Work request: Repeat nothing but the lines below running from the one containing "The cell was" to the one containing "3.20 | 97.84 |". Keep both end lines.

Data under study:

_ _ _ _ _ _ _

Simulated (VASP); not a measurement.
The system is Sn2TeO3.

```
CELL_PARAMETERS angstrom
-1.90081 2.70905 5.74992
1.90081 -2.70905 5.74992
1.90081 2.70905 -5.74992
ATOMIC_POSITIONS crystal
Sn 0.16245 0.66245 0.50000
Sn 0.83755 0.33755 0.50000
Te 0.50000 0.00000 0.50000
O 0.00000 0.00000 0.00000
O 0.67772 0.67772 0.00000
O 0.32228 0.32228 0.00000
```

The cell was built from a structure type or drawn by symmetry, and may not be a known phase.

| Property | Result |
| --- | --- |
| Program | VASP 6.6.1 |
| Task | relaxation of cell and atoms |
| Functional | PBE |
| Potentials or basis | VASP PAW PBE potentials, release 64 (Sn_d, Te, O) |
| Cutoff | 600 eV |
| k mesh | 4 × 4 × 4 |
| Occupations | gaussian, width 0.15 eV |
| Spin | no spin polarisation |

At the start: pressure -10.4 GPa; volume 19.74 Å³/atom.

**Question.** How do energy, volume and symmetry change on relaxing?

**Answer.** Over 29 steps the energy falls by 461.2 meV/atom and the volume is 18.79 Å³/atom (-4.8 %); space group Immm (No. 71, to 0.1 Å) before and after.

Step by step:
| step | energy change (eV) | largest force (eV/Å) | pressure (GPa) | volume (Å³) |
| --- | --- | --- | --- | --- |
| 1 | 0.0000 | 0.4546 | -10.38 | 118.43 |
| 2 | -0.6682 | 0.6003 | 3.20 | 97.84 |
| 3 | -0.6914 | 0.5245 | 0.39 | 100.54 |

_ _ _ _ _ _ _

Exercise output:
The cell was built from a structure type or drawn by symmetry, and may not be a known phase.

| Property | Result |
| --- | --- |
| Program | VASP 6.6.1 |
| Task | relaxation of cell and atoms |
| Functional | PBE |
| Potentials or basis | VASP PAW PBE potentials, release 64 (Sn_d, Te, O) |
| Cutoff | 600 eV |
| k mesh | 4 × 4 × 4 |
| Occupations | gaussian, width 0.15 eV |
| Spin | no spin polarisation |

At the start: pressure -10.4 GPa; volume 19.74 Å³/atom.

**Question.** How do energy, volume and symmetry change on relaxing?

**Answer.** Over 29 steps the energy falls by 461.2 meV/atom and the volume is 18.79 Å³/atom (-4.8 %); space group Immm (No. 71, to 0.1 Å) before and after.

Step by step:
| step | energy change (eV) | largest force (eV/Å) | pressure (GPa) | volume (Å³) |
| --- | --- | --- | --- | --- |
| 1 | 0.0000 | 0.4546 | -10.38 | 118.43 |
| 2 | -0.6682 | 0.6003 | 3.20 | 97.84 |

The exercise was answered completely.